-------------------------
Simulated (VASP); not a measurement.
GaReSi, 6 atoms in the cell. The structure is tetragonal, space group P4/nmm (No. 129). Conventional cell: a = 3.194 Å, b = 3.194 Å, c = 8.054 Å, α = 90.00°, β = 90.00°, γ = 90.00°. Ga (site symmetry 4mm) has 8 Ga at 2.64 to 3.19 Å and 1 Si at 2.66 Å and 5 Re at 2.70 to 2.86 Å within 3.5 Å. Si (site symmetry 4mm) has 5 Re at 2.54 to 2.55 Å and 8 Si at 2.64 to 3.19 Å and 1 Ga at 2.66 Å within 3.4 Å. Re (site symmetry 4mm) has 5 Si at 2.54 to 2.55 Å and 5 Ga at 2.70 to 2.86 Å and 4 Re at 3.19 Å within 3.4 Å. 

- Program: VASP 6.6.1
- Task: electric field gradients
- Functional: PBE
-------------------------

*TASK ITEM*. Your task is to set down all of the entries exactly as they appear.

*RESPONSE BOX*.
Simulated (VASP); not a measurement.
GaReSi, 6 atoms in the cell. The structure is tetragonal, space group P4/nmm (No. 129). Conventional cell: a = 3.194 Å, b = 3.194 Å, c = 8.054 Å, α = 90.00°, β = 90.00°, γ = 90.00°. Ga (site symmetry 4mm) has 8 Ga at 2.64 to 3.19 Å and 1 Si at 2.66 Å and 5 Re at 2.70 to 2.86 Å within 3.5 Å. Si (site symmetry 4mm) has 5 Re at 2.54 to 2.55 Å and 8 Si at 2.64 to 3.19 Å and 1 Ga at 2.66 Å within 3.4 Å. Re (site symmetry 4mm) has 5 Si at 2.54 to 2.55 Å and 5 Ga at 2.70 to 2.86 Å and 4 Re at 3.19 Å within 3.4 Å. 

- Program: VASP 6.6.1
- Task: electric field gradients
- Functional: PBE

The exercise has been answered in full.